• Work task:
Please print only the top portion of the entries below, ending with the line that contains "0.0 | -0.04 |", exactly as written.

--- --- ---

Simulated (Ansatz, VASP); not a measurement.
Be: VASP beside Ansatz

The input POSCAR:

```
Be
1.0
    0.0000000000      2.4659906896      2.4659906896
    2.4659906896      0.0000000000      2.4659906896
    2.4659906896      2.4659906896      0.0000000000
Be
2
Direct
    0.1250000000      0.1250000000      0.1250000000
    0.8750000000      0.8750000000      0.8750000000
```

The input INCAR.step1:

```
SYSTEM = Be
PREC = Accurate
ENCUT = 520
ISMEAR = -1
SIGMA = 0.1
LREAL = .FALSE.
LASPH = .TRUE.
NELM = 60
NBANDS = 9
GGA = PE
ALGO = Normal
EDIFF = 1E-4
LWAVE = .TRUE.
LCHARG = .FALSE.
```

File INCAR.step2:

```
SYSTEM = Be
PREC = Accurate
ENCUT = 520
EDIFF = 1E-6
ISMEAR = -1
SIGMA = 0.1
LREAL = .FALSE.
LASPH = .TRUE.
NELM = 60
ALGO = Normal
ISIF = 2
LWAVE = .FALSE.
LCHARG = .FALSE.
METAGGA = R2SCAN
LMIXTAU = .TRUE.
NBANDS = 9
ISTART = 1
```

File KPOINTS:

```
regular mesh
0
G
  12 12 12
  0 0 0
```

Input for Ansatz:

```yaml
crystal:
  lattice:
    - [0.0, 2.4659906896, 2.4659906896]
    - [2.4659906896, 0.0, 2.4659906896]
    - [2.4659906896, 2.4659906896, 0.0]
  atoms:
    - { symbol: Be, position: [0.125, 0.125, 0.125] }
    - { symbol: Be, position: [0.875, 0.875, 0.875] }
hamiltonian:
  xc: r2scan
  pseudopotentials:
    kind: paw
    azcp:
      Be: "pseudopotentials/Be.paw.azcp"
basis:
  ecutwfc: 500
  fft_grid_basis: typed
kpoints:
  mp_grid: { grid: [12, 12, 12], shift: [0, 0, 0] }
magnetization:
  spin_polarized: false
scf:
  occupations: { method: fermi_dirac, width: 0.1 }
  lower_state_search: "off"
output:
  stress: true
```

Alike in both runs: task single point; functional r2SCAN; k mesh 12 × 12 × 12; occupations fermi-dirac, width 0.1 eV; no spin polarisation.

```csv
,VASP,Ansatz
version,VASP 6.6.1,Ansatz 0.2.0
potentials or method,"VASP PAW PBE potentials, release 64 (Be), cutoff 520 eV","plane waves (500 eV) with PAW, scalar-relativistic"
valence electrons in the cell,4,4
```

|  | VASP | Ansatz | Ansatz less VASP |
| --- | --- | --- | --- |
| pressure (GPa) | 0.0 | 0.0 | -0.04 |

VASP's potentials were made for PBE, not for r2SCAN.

--- --- ---

• Task result:
Simulated (Ansatz, VASP); not a measurement.
Be: VASP beside Ansatz

The input POSCAR:

```
Be
1.0
    0.0000000000      2.4659906896      2.4659906896
    2.4659906896      0.0000000000      2.4659906896
    2.4659906896      2.4659906896      0.0000000000
Be
2
Direct
    0.1250000000      0.1250000000      0.1250000000
    0.8750000000      0.8750000000      0.8750000000
```

The input INCAR.step1:

```
SYSTEM = Be
PREC = Accurate
ENCUT = 520
ISMEAR = -1
SIGMA = 0.1
LREAL = .FALSE.
LASPH = .TRUE.
NELM = 60
NBANDS = 9
GGA = PE
ALGO = Normal
EDIFF = 1E-4
LWAVE = .TRUE.
LCHARG = .FALSE.
```

File INCAR.step2:

```
SYSTEM = Be
PREC = Accurate
ENCUT = 520
EDIFF = 1E-6
ISMEAR = -1
SIGMA = 0.1
LREAL = .FALSE.
LASPH = .TRUE.
NELM = 60
ALGO = Normal
ISIF = 2
LWAVE = .FALSE.
LCHARG = .FALSE.
METAGGA = R2SCAN
LMIXTAU = .TRUE.
NBANDS = 9
ISTART = 1
```

File KPOINTS:

```
regular mesh
0
G
  12 12 12
  0 0 0
```

Input for Ansatz:

```yaml
crystal:
  lattice:
    - [0.0, 2.4659906896, 2.4659906896]
    - [2.4659906896, 0.0, 2.4659906896]
    - [2.4659906896, 2.4659906896, 0.0]
  atoms:
    - { symbol: Be, position: [0.125, 0.125, 0.125] }
    - { symbol: Be, position: [0.875, 0.875, 0.875] }
hamiltonian:
  xc: r2scan
  pseudopotentials:
    kind: paw
    azcp:
      Be: "pseudopotentials/Be.paw.azcp"
basis:
  ecutwfc: 500
  fft_grid_basis: typed
kpoints:
  mp_grid: { grid: [12, 12, 12], shift: [0, 0, 0] }
magnetization:
  spin_polarized: false
scf:
  occupations: { method: fermi_dirac, width: 0.1 }
  lower_state_search: "off"
output:
  stress: true
```

Alike in both runs: task single point; functional r2SCAN; k mesh 12 × 12 × 12; occupations fermi-dirac, width 0.1 eV; no spin polarisation.

```csv
,VASP,Ansatz
version,VASP 6.6.1,Ansatz 0.2.0
potentials or method,"VASP PAW PBE potentials, release 64 (Be), cutoff 520 eV","plane waves (500 eV) with PAW, scalar-relativistic"
valence electrons in the cell,4,4
```

|  | VASP | Ansatz | Ansatz less VASP |
| --- | --- | --- | --- |
| pressure (GPa) | 0.0 | 0.0 | -0.04 |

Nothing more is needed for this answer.